REQUIREMENT → Please transcribe the following records in full, exactly as given.

==========

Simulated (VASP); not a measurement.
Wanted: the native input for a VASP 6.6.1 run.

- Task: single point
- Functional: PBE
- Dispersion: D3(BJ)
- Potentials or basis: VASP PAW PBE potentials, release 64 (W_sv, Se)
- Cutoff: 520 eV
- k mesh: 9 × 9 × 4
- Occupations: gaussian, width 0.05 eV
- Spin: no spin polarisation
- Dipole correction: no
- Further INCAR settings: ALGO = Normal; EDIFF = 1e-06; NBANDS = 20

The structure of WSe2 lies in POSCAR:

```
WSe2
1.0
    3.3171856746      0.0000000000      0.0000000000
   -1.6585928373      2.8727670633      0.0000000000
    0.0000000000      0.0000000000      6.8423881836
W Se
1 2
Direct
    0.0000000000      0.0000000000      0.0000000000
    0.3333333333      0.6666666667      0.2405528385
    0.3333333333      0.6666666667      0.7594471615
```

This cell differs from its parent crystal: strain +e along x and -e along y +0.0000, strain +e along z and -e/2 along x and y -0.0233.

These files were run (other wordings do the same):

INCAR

==========

RESPONSE →
Simulated (VASP); not a measurement.
Wanted: the native input for a VASP 6.6.1 run.

- Task: single point
- Functional: PBE
- Dispersion: D3(BJ)
- Potentials or basis: VASP PAW PBE potentials, release 64 (W_sv, Se)
- Cutoff: 520 eV
- k mesh: 9 × 9 × 4
- Occupations: gaussian, width 0.05 eV
- Spin: no spin polarisation
- Dipole correction: no
- Further INCAR settings: ALGO = Normal; EDIFF = 1e-06; NBANDS = 20

The structure of WSe2 lies in POSCAR:

```
WSe2
1.0
    3.3171856746      0.0000000000      0.0000000000
   -1.6585928373      2.8727670633      0.0000000000
    0.0000000000      0.0000000000      6.8423881836
W Se
1 2
Direct
    0.0000000000      0.0000000000      0.0000000000
    0.3333333333      0.6666666667      0.2405528385
    0.3333333333      0.6666666667      0.7594471615
```

This cell differs from its parent crystal: strain +e along x and -e along y +0.0000, strain +e along z and -e/2 along x and y -0.0233.

These files were run (other wordings do the same):

INCAR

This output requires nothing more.